........
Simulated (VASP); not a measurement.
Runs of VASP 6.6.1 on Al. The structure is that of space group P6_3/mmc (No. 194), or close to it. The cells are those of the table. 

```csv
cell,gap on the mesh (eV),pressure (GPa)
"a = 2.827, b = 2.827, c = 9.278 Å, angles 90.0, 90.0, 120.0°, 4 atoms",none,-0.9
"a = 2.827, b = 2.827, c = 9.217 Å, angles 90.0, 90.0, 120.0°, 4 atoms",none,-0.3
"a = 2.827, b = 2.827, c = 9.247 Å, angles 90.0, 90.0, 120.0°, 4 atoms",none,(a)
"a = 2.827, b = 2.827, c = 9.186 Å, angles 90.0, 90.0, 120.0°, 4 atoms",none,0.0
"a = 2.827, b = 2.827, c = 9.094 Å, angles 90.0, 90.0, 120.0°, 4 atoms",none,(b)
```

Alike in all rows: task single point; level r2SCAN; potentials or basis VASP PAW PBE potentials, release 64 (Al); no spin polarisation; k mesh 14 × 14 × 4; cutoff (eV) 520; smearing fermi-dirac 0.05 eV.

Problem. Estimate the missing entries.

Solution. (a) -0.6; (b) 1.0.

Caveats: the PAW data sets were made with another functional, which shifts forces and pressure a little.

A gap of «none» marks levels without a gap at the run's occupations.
........

- _Work order_:
Output must consist only of the listing's lines from the first through the line with "Caveats: the PAW", reproduced word for word.

- _Answer area_:
Simulated (VASP); not a measurement.
Runs of VASP 6.6.1 on Al. The structure is that of space group P6_3/mmc (No. 194), or close to it. The cells are those of the table. 

```csv
cell,gap on the mesh (eV),pressure (GPa)
"a = 2.827, b = 2.827, c = 9.278 Å, angles 90.0, 90.0, 120.0°, 4 atoms",none,-0.9
"a = 2.827, b = 2.827, c = 9.217 Å, angles 90.0, 90.0, 120.0°, 4 atoms",none,-0.3
"a = 2.827, b = 2.827, c = 9.247 Å, angles 90.0, 90.0, 120.0°, 4 atoms",none,(a)
"a = 2.827, b = 2.827, c = 9.186 Å, angles 90.0, 90.0, 120.0°, 4 atoms",none,0.0
"a = 2.827, b = 2.827, c = 9.094 Å, angles 90.0, 90.0, 120.0°, 4 atoms",none,(b)
```

Alike in all rows: task single point; level r2SCAN; potentials or basis VASP PAW PBE potentials, release 64 (Al); no spin polarisation; k mesh 14 × 14 × 4; cutoff (eV) 520; smearing fermi-dirac 0.05 eV.

Problem. Estimate the missing entries.

Solution. (a) -0.6; (b) 1.0.

Caveats: the PAW data sets were made with another functional, which shifts forces and pressure a little.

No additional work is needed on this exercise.